* _Work item_
Scan the records below for the line with "1. 286 nm (f" and the line with "- D: S1 at 4.34". Repeat those two lines and every line between them exactly, and nothing else.

* _Extracted entries_
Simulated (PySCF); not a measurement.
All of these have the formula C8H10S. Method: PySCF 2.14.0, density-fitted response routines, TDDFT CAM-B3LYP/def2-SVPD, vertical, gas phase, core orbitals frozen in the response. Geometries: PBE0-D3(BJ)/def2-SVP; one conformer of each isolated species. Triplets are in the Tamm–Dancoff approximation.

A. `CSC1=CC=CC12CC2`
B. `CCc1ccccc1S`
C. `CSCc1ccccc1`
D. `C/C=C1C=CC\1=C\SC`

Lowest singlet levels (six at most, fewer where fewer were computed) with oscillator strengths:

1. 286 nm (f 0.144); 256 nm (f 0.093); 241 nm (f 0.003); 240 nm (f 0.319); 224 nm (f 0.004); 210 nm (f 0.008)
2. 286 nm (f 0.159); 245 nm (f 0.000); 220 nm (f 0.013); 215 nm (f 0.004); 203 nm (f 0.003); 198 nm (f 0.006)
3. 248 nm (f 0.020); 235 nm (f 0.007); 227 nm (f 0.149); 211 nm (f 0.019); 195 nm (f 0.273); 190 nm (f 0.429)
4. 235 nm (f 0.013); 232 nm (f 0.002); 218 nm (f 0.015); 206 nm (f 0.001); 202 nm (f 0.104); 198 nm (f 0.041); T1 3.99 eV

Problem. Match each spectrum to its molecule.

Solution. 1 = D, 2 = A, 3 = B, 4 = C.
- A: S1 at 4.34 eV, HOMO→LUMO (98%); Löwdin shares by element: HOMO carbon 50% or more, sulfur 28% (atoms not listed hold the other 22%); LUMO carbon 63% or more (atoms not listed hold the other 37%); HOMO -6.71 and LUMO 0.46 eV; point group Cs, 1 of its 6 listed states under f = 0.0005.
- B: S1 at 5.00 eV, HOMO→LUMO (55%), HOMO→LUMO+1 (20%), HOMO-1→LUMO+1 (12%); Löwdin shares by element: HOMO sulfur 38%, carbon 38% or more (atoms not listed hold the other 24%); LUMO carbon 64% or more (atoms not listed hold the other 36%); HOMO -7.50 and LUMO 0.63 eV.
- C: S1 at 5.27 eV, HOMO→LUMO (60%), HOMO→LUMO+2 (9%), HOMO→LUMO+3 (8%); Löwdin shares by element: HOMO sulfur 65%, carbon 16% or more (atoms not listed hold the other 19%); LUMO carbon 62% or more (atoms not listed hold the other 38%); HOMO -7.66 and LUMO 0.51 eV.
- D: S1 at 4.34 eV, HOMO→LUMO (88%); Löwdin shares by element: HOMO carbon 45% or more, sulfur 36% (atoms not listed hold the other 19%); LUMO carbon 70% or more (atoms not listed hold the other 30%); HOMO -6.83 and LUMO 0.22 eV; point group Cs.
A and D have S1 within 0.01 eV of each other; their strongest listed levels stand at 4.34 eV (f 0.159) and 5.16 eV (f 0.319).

* _Task solution_
1. 286 nm (f 0.144); 256 nm (f 0.093); 241 nm (f 0.003); 240 nm (f 0.319); 224 nm (f 0.004); 210 nm (f 0.008)
2. 286 nm (f 0.159); 245 nm (f 0.000); 220 nm (f 0.013); 215 nm (f 0.004); 203 nm (f 0.003); 198 nm (f 0.006)
3. 248 nm (f 0.020); 235 nm (f 0.007); 227 nm (f 0.149); 211 nm (f 0.019); 195 nm (f 0.273); 190 nm (f 0.429)
4. 235 nm (f 0.013); 232 nm (f 0.002); 218 nm (f 0.015); 206 nm (f 0.001); 202 nm (f 0.104); 198 nm (f 0.041); T1 3.99 eV

Problem. Match each spectrum to its molecule.

Solution. 1 = D, 2 = A, 3 = B, 4 = C.
- A: S1 at 4.34 eV, HOMO→LUMO (98%); Löwdin shares by element: HOMO carbon 50% or more, sulfur 28% (atoms not listed hold the other 22%); LUMO carbon 63% or more (atoms not listed hold the other 37%); HOMO -6.71 and LUMO 0.46 eV; point group Cs, 1 of its 6 listed states under f = 0.0005.
- B: S1 at 5.00 eV, HOMO→LUMO (55%), HOMO→LUMO+1 (20%), HOMO-1→LUMO+1 (12%); Löwdin shares by element: HOMO sulfur 38%, carbon 38% or more (atoms not listed hold the other 24%); LUMO carbon 64% or more (atoms not listed hold the other 36%); HOMO -7.50 and LUMO 0.63 eV.
- C: S1 at 5.27 eV, HOMO→LUMO (60%), HOMO→LUMO+2 (9%), HOMO→LUMO+3 (8%); Löwdin shares by element: HOMO sulfur 65%, carbon 16% or more (atoms not listed hold the other 19%); LUMO carbon 62% or more (atoms not listed hold the other 38%); HOMO -7.66 and LUMO 0.51 eV.
- D: S1 at 4.34 eV, HOMO→LUMO (88%); Löwdin shares by element: HOMO carbon 45% or more, sulfur 36% (atoms not listed hold the other 19%); LUMO carbon 70% or more (atoms not listed hold the other 30%); HOMO -6.83 and LUMO 0.22 eV; point group Cs.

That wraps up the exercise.